**Given information**.
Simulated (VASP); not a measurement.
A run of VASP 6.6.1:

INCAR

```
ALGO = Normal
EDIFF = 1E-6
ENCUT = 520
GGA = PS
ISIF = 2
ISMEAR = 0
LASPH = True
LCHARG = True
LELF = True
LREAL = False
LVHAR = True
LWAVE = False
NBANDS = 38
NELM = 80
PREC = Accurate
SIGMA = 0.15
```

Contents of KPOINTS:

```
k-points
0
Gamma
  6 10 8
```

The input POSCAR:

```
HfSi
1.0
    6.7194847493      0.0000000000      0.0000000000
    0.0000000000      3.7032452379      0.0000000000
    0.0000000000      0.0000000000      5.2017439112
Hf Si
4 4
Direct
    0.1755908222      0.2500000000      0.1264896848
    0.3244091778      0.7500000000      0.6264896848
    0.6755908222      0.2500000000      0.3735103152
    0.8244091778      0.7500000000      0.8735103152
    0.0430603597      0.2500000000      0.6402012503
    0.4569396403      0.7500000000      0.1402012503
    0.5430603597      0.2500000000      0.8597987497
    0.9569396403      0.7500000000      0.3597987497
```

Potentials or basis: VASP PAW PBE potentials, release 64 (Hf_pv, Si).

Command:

**Brief**. Transcribe all entries exactly as they appear above.

**Task response**.
Simulated (VASP); not a measurement.
A run of VASP 6.6.1:

INCAR

```
ALGO = Normal
EDIFF = 1E-6
ENCUT = 520
GGA = PS
ISIF = 2
ISMEAR = 0
LASPH = True
LCHARG = True
LELF = True
LREAL = False
LVHAR = True
LWAVE = False
NBANDS = 38
NELM = 80
PREC = Accurate
SIGMA = 0.15
```

Contents of KPOINTS:

```
k-points
0
Gamma
  6 10 8
```

The input POSCAR:

```
HfSi
1.0
    6.7194847493      0.0000000000      0.0000000000
    0.0000000000      3.7032452379      0.0000000000
    0.0000000000      0.0000000000      5.2017439112
Hf Si
4 4
Direct
    0.1755908222      0.2500000000      0.1264896848
    0.3244091778      0.7500000000      0.6264896848
    0.6755908222      0.2500000000      0.3735103152
    0.8244091778      0.7500000000      0.8735103152
    0.0430603597      0.2500000000      0.6402012503
    0.4569396403      0.7500000000      0.1402012503
    0.5430603597      0.2500000000      0.8597987497
    0.9569396403      0.7500000000      0.3597987497
```

Potentials or basis: VASP PAW PBE potentials, release 64 (Hf_pv, Si).

Command:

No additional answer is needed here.